▸ ASSIGNED TASK
Repeat the material in full. Keep every line exactly as it is.

▸ EXTRACTED RECORDS
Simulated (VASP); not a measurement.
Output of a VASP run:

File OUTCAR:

▸ TASK RESPONSE
Simulated (VASP); not a measurement.
Output of a VASP run:

File OUTCAR:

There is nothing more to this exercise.